## DATA UNDER STUDY
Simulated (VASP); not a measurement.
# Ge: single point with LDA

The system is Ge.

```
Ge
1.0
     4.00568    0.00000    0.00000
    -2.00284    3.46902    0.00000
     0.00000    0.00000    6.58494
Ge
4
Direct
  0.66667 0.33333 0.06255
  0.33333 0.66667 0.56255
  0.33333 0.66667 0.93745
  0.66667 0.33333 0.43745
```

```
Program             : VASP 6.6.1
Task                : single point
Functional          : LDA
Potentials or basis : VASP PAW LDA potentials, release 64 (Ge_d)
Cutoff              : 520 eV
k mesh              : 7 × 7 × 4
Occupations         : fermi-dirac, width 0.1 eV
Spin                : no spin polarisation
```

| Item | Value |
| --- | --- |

## REQUIRED ACTION
Return the data exactly, every line included.

## ANSWER AREA
Simulated (VASP); not a measurement.
# Ge: single point with LDA

The system is Ge.

```
Ge
1.0
     4.00568    0.00000    0.00000
    -2.00284    3.46902    0.00000
     0.00000    0.00000    6.58494
Ge
4
Direct
  0.66667 0.33333 0.06255
  0.33333 0.66667 0.56255
  0.33333 0.66667 0.93745
  0.66667 0.33333 0.43745
```

```
Program             : VASP 6.6.1
Task                : single point
Functional          : LDA
Potentials or basis : VASP PAW LDA potentials, release 64 (Ge_d)
Cutoff              : 520 eV
k mesh              : 7 × 7 × 4
Occupations         : fermi-dirac, width 0.1 eV
Spin                : no spin polarisation
```

| Item | Value |
| --- | --- |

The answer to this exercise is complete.